=-=-=

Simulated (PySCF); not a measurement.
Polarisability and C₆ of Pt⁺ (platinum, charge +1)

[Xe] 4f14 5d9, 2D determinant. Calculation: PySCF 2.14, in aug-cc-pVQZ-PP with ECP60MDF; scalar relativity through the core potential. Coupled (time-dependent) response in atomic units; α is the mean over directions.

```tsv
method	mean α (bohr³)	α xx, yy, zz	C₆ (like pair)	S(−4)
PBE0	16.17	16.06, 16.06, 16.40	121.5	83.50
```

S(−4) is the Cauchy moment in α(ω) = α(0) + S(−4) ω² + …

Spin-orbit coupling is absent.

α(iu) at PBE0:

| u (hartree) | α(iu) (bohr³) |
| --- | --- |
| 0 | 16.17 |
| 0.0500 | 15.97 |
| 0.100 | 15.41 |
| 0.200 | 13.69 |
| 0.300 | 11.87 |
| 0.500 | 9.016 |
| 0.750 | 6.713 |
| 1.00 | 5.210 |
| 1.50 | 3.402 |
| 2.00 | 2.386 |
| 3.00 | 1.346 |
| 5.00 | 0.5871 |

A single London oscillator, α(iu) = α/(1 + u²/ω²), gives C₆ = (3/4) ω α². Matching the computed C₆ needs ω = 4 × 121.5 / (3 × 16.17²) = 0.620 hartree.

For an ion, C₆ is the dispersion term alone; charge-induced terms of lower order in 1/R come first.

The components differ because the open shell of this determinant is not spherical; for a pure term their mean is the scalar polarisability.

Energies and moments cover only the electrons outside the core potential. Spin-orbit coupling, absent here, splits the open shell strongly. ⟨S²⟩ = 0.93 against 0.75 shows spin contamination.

=-=-=

WORK INSTRUCTION:
Only the lines above from the one with "S(−4) is the" up to and including the one with "The components differ" should be repeated, exactly as written.

RESPONSE BOX:
S(−4) is the Cauchy moment in α(ω) = α(0) + S(−4) ω² + …

Spin-orbit coupling is absent.

α(iu) at PBE0:

| u (hartree) | α(iu) (bohr³) |
| --- | --- |
| 0 | 16.17 |
| 0.0500 | 15.97 |
| 0.100 | 15.41 |
| 0.200 | 13.69 |
| 0.300 | 11.87 |
| 0.500 | 9.016 |
| 0.750 | 6.713 |
| 1.00 | 5.210 |
| 1.50 | 3.402 |
| 2.00 | 2.386 |
| 3.00 | 1.346 |
| 5.00 | 0.5871 |

A single London oscillator, α(iu) = α/(1 + u²/ω²), gives C₆ = (3/4) ω α². Matching the computed C₆ needs ω = 4 × 121.5 / (3 × 16.17²) = 0.620 hartree.

For an ion, C₆ is the dispersion term alone; charge-induced terms of lower order in 1/R come first.

The components differ because the open shell of this determinant is not spherical; for a pure term their mean is the scalar polarisability.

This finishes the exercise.